## Assignment
Set out exactly every line of the entries below, starting at the line that holds "## What Li2HgF4" and stopping after the line that holds "## Step 1: The structure".

|---|

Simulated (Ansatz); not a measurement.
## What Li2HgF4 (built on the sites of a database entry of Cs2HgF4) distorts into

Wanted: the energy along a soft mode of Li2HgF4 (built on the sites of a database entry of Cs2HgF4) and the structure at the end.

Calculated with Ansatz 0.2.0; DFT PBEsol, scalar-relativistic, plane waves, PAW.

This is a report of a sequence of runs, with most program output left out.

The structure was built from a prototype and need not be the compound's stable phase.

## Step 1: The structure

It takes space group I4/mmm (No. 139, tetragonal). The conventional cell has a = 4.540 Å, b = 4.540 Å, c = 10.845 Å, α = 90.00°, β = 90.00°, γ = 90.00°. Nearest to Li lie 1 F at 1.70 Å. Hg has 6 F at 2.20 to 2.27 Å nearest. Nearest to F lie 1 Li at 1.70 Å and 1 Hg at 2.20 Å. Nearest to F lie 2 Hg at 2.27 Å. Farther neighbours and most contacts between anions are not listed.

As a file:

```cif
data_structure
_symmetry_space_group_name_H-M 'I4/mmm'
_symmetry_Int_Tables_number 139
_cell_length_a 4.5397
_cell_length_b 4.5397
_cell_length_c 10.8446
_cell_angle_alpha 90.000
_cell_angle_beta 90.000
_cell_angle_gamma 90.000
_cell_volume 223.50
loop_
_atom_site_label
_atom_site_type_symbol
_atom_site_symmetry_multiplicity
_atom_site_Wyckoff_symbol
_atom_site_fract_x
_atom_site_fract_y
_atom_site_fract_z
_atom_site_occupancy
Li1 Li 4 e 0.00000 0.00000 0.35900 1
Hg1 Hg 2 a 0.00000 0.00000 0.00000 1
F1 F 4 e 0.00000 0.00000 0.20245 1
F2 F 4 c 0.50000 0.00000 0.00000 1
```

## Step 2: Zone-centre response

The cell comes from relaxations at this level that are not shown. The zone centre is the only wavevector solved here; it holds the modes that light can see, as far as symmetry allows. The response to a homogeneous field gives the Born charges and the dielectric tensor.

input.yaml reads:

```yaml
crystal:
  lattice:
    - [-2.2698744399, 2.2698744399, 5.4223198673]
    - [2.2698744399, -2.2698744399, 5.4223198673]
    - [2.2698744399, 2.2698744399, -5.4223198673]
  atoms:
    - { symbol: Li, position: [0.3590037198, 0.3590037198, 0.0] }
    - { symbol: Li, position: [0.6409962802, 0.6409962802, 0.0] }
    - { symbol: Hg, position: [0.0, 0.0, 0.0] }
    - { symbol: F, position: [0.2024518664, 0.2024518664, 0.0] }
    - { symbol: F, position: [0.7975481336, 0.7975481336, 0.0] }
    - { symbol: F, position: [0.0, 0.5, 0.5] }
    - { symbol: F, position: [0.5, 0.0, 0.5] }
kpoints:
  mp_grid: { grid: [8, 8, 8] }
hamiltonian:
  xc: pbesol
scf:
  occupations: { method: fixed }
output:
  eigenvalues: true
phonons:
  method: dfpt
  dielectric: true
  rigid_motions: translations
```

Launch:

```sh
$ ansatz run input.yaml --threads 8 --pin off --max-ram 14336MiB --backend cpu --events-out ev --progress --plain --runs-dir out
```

|---|

## Solution
## What Li2HgF4 (built on the sites of a database entry of Cs2HgF4) distorts into

Wanted: the energy along a soft mode of Li2HgF4 (built on the sites of a database entry of Cs2HgF4) and the structure at the end.

Calculated with Ansatz 0.2.0; DFT PBEsol, scalar-relativistic, plane waves, PAW.

This is a report of a sequence of runs, with most program output left out.

The structure was built from a prototype and need not be the compound's stable phase.

## Step 1: The structure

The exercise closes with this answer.